**Material supplied**
◆ ◆ ◆

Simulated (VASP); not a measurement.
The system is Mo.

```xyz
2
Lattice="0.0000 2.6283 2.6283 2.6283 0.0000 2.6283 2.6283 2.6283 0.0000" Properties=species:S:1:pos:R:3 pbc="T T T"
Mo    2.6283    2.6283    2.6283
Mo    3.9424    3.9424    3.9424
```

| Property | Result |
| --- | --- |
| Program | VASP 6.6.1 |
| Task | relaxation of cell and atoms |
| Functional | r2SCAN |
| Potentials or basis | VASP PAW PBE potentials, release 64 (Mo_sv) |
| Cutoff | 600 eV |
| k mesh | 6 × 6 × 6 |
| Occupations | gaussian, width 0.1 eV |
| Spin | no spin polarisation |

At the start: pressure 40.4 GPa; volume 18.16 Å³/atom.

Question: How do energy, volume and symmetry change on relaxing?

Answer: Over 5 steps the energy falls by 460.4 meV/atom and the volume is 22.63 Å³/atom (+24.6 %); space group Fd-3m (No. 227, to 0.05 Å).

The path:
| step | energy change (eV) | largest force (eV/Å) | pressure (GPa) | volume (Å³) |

◆ ◆ ◆

Make an exact copy of the whole listing, so that no line is lost.

Simulated (VASP); not a measurement.
The system is Mo.

```xyz
2
Lattice="0.0000 2.6283 2.6283 2.6283 0.0000 2.6283 2.6283 2.6283 0.0000" Properties=species:S:1:pos:R:3 pbc="T T T"
Mo    2.6283    2.6283    2.6283
Mo    3.9424    3.9424    3.9424
```

| Property | Result |
| --- | --- |
| Program | VASP 6.6.1 |
| Task | relaxation of cell and atoms |
| Functional | r2SCAN |
| Potentials or basis | VASP PAW PBE potentials, release 64 (Mo_sv) |
| Cutoff | 600 eV |
| k mesh | 6 × 6 × 6 |
| Occupations | gaussian, width 0.1 eV |
| Spin | no spin polarisation |

At the start: pressure 40.4 GPa; volume 18.16 Å³/atom.

Question: How do energy, volume and symmetry change on relaxing?

Answer: Over 5 steps the energy falls by 460.4 meV/atom and the volume is 22.63 Å³/atom (+24.6 %); space group Fd-3m (No. 227, to 0.05 Å).

The path:
| step | energy change (eV) | largest force (eV/Å) | pressure (GPa) | volume (Å³) |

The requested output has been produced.